Every record, down to the last line, must be given again exactly.

------------------------------------------------

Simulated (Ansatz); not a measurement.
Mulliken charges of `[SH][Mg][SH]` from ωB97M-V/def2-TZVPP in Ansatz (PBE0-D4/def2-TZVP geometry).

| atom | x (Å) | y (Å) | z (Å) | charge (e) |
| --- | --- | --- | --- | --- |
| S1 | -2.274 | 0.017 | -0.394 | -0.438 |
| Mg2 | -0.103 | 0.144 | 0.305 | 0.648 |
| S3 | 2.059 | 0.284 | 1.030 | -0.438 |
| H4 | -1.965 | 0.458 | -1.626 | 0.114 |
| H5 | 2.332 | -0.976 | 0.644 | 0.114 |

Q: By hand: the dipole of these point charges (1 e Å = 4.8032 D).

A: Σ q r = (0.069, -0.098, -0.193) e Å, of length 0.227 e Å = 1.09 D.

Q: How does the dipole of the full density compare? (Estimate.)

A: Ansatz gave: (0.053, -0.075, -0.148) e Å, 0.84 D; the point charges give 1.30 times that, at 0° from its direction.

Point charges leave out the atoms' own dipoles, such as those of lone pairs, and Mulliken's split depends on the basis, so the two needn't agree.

------------------------------------------------

## TASK OUTPUT
Simulated (Ansatz); not a measurement.
Mulliken charges of `[SH][Mg][SH]` from ωB97M-V/def2-TZVPP in Ansatz (PBE0-D4/def2-TZVP geometry).

| atom | x (Å) | y (Å) | z (Å) | charge (e) |
| --- | --- | --- | --- | --- |
| S1 | -2.274 | 0.017 | -0.394 | -0.438 |
| Mg2 | -0.103 | 0.144 | 0.305 | 0.648 |
| S3 | 2.059 | 0.284 | 1.030 | -0.438 |
| H4 | -1.965 | 0.458 | -1.626 | 0.114 |
| H5 | 2.332 | -0.976 | 0.644 | 0.114 |

Q: By hand: the dipole of these point charges (1 e Å = 4.8032 D).

A: Σ q r = (0.069, -0.098, -0.193) e Å, of length 0.227 e Å = 1.09 D.

Q: How does the dipole of the full density compare? (Estimate.)

A: Ansatz gave: (0.053, -0.075, -0.148) e Å, 0.84 D; the point charges give 1.30 times that, at 0° from its direction.

Point charges leave out the atoms' own dipoles, such as those of lone pairs, and Mulliken's split depends on the basis, so the two needn't agree.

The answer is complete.